▶ [Supplied material]:
=== Begin Enclosure ===
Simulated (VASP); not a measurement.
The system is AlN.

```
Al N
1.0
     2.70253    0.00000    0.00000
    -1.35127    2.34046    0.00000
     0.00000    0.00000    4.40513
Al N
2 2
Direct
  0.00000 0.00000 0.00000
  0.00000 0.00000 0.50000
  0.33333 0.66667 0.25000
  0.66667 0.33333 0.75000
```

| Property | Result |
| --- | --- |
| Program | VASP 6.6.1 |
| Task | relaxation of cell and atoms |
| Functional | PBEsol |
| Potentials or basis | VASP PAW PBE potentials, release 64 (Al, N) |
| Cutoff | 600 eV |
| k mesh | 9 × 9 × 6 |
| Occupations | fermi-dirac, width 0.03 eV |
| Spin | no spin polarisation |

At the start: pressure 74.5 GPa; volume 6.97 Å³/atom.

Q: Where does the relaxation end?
=== End Enclosure ===

▶ [Requirement]: Once you find the line with "mesh | 9 × 9 × 6 |" above, print it and every line after it up to and including the line with "At the start: pressure", exactly as written and nothing else.

▶ [Exercise response]:
| k mesh | 9 × 9 × 6 |
| Occupations | fermi-dirac, width 0.03 eV |
| Spin | no spin polarisation |

At the start: pressure 74.5 GPa; volume 6.97 Å³/atom.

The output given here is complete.